++++ Entries supplied

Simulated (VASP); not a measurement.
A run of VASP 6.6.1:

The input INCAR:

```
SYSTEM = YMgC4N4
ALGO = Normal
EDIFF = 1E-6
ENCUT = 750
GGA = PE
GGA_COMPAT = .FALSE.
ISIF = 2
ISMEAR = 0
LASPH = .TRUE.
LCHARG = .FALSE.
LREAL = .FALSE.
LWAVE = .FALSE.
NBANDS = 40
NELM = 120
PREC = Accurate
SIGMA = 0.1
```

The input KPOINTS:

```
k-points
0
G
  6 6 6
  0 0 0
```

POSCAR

++++++++

*Action item*. Reproduce the entire listing word for word.

*Written solution*.
Simulated (VASP); not a measurement.
A run of VASP 6.6.1:

The input INCAR:

```
SYSTEM = YMgC4N4
ALGO = Normal
EDIFF = 1E-6
ENCUT = 750
GGA = PE
GGA_COMPAT = .FALSE.
ISIF = 2
ISMEAR = 0
LASPH = .TRUE.
LCHARG = .FALSE.
LREAL = .FALSE.
LWAVE = .FALSE.
NBANDS = 40
NELM = 120
PREC = Accurate
SIGMA = 0.1
```

The input KPOINTS:

```
k-points
0
G
  6 6 6
  0 0 0
```

POSCAR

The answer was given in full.